From the records below, set down exactly the lines starting with the line that contains "- BLYP/def2-TZVP†, In: -1235.5" and going on through the line that contains "- HF/def2-TZVP†, In: -1442.6". Nothing else is wanted.

=======

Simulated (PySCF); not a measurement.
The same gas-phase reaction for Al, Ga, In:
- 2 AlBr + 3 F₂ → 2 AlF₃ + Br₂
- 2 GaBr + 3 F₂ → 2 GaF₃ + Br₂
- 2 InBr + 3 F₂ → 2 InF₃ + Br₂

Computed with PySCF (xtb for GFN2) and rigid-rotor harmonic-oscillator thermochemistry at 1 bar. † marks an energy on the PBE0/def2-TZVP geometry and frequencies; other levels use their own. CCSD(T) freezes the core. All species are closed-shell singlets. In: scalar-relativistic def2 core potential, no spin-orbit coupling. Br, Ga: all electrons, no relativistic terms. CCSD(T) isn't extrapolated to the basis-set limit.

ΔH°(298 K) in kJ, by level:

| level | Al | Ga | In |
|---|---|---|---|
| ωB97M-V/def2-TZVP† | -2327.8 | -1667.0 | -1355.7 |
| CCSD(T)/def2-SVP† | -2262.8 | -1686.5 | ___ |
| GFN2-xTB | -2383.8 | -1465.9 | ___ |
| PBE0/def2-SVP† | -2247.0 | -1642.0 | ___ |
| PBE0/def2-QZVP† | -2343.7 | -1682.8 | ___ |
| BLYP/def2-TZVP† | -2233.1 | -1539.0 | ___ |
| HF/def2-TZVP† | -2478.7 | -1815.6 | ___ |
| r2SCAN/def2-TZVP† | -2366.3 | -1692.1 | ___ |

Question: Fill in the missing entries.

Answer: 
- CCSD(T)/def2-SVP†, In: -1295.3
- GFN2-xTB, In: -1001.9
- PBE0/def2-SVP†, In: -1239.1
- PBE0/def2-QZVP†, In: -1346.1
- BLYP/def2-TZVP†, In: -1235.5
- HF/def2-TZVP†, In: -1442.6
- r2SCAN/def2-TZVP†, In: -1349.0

=======

Task solution:
- BLYP/def2-TZVP†, In: -1235.5
- HF/def2-TZVP†, In: -1442.6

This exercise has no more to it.